▶ [MATERIAL PROVIDED]:
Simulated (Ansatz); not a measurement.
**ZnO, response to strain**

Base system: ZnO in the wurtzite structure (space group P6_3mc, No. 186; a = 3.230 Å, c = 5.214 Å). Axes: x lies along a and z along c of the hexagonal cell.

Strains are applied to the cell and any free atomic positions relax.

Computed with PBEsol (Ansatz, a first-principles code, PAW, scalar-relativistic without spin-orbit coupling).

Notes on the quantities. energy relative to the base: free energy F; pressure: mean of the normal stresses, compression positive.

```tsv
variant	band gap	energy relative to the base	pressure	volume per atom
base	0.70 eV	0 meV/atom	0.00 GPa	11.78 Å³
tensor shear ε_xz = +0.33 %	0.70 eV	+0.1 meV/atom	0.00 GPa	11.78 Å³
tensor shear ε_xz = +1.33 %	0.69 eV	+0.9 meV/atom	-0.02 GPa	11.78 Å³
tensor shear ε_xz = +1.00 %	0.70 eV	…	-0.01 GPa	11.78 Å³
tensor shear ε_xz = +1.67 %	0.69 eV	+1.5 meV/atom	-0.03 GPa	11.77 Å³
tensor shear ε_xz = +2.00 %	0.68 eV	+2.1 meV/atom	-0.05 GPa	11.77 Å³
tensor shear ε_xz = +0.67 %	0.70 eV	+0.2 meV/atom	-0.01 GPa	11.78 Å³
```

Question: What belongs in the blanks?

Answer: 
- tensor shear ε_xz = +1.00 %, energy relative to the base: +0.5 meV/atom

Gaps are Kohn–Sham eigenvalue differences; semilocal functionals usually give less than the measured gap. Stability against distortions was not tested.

▶ [WORK INSTRUCTION]:
What you retype should run from the first line of the entries above through the line containing "Strains are applied", exactly and in full.

▶ [RESPONSE BOX]:
Simulated (Ansatz); not a measurement.
**ZnO, response to strain**

Base system: ZnO in the wurtzite structure (space group P6_3mc, No. 186; a = 3.230 Å, c = 5.214 Å). Axes: x lies along a and z along c of the hexagonal cell.

Strains are applied to the cell and any free atomic positions relax.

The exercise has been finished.